ASSIGNMENT
Starting with the first line, output the data exactly through to the end.

INFORMATION PROVIDED
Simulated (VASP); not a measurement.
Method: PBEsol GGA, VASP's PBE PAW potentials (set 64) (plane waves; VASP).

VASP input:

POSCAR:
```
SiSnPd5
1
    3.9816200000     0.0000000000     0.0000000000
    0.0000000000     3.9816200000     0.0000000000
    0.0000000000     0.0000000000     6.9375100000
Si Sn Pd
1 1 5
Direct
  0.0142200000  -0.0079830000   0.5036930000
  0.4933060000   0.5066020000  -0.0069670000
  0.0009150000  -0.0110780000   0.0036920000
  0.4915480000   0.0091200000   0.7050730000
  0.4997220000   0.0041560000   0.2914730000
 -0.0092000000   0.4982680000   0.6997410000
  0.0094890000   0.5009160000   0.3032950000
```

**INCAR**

EXPECTED ANSWER
Simulated (VASP); not a measurement.
Method: PBEsol GGA, VASP's PBE PAW potentials (set 64) (plane waves; VASP).

VASP input:

POSCAR:
```
SiSnPd5
1
    3.9816200000     0.0000000000     0.0000000000
    0.0000000000     3.9816200000     0.0000000000
    0.0000000000     0.0000000000     6.9375100000
Si Sn Pd
1 1 5
Direct
  0.0142200000  -0.0079830000   0.5036930000
  0.4933060000   0.5066020000  -0.0069670000
  0.0009150000  -0.0110780000   0.0036920000
  0.4915480000   0.0091200000   0.7050730000
  0.4997220000   0.0041560000   0.2914730000
 -0.0092000000   0.4982680000   0.6997410000
  0.0094890000   0.5009160000   0.3032950000
```

**INCAR**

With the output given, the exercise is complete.